········

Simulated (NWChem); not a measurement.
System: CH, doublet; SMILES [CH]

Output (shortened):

········

Transcribe the whole listing with nothing added or left out.

#### Written response:
Simulated (NWChem); not a measurement.
System: CH, doublet; SMILES [CH]

Output (shortened):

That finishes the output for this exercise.